TASK ITEM:
Below are the entries. Transcribe exactly the lines from the one with "The cell has" through the one with "Signs follow the", ends included, and leave out all others.

GIVEN RECORDS:
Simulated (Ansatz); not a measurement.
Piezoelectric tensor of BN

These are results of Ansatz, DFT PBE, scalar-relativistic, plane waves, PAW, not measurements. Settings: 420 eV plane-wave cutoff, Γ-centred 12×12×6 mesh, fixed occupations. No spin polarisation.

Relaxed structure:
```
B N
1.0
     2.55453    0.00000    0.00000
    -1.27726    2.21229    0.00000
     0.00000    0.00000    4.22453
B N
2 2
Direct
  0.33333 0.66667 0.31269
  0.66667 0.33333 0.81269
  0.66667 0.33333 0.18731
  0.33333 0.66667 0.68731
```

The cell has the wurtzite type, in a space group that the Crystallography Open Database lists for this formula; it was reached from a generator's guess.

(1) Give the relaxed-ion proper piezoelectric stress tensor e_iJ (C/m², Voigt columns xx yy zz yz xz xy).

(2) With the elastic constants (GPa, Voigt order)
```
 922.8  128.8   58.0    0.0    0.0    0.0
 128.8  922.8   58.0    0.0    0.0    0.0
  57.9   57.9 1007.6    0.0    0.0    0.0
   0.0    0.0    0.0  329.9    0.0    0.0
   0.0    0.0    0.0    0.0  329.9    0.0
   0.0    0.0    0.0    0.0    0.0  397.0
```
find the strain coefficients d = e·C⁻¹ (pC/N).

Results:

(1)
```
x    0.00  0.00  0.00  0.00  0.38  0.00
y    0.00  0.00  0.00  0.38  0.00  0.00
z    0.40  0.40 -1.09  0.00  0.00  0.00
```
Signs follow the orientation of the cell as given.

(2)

REPLY:
The cell has the wurtzite type, in a space group that the Crystallography Open Database lists for this formula; it was reached from a generator's guess.

(1) Give the relaxed-ion proper piezoelectric stress tensor e_iJ (C/m², Voigt columns xx yy zz yz xz xy).

(2) With the elastic constants (GPa, Voigt order)
```
 922.8  128.8   58.0    0.0    0.0    0.0
 128.8  922.8   58.0    0.0    0.0    0.0
  57.9   57.9 1007.6    0.0    0.0    0.0
   0.0    0.0    0.0  329.9    0.0    0.0
   0.0    0.0    0.0    0.0  329.9    0.0
   0.0    0.0    0.0    0.0    0.0  397.0
```
find the strain coefficients d = e·C⁻¹ (pC/N).

Results:

(1)
```
x    0.00  0.00  0.00  0.00  0.38  0.00
y    0.00  0.00  0.00  0.38  0.00  0.00
z    0.40  0.40 -1.09  0.00  0.00  0.00
```
Signs follow the orientation of the cell as given.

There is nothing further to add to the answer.